▶ _DATA EXCERPTS_:
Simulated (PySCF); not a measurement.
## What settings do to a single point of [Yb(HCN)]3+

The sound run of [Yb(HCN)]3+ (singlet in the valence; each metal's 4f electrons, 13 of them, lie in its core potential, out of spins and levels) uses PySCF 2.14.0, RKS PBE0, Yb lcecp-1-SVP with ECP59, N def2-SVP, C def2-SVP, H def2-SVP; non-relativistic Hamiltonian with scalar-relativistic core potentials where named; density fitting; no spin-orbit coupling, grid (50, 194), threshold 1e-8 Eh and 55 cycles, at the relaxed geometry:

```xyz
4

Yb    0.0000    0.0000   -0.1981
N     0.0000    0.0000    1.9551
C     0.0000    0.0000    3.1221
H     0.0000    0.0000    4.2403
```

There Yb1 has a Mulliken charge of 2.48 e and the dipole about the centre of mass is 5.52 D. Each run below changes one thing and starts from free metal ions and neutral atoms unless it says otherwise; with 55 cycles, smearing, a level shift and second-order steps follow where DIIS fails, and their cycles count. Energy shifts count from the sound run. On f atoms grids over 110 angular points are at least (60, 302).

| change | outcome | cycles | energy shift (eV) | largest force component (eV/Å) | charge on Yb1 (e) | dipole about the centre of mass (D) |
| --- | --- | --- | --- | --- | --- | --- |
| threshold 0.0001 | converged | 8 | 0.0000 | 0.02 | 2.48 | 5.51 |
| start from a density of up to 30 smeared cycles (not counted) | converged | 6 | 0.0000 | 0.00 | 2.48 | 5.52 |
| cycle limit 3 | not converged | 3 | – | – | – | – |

▶ _WORK INSTRUCTION_: All the records shown above need to be given again exactly.

▶ _EXPECTED ANSWER_:
Simulated (PySCF); not a measurement.
## What settings do to a single point of [Yb(HCN)]3+

The sound run of [Yb(HCN)]3+ (singlet in the valence; each metal's 4f electrons, 13 of them, lie in its core potential, out of spins and levels) uses PySCF 2.14.0, RKS PBE0, Yb lcecp-1-SVP with ECP59, N def2-SVP, C def2-SVP, H def2-SVP; non-relativistic Hamiltonian with scalar-relativistic core potentials where named; density fitting; no spin-orbit coupling, grid (50, 194), threshold 1e-8 Eh and 55 cycles, at the relaxed geometry:

```xyz
4

Yb    0.0000    0.0000   -0.1981
N     0.0000    0.0000    1.9551
C     0.0000    0.0000    3.1221
H     0.0000    0.0000    4.2403
```

There Yb1 has a Mulliken charge of 2.48 e and the dipole about the centre of mass is 5.52 D. Each run below changes one thing and starts from free metal ions and neutral atoms unless it says otherwise; with 55 cycles, smearing, a level shift and second-order steps follow where DIIS fails, and their cycles count. Energy shifts count from the sound run. On f atoms grids over 110 angular points are at least (60, 302).

| change | outcome | cycles | energy shift (eV) | largest force component (eV/Å) | charge on Yb1 (e) | dipole about the centre of mass (D) |
| --- | --- | --- | --- | --- | --- | --- |
| threshold 0.0001 | converged | 8 | 0.0000 | 0.02 | 2.48 | 5.51 |
| start from a density of up to 30 smeared cycles (not counted) | converged | 6 | 0.0000 | 0.00 | 2.48 | 5.52 |
| cycle limit 3 | not converged | 3 | – | – | – | – |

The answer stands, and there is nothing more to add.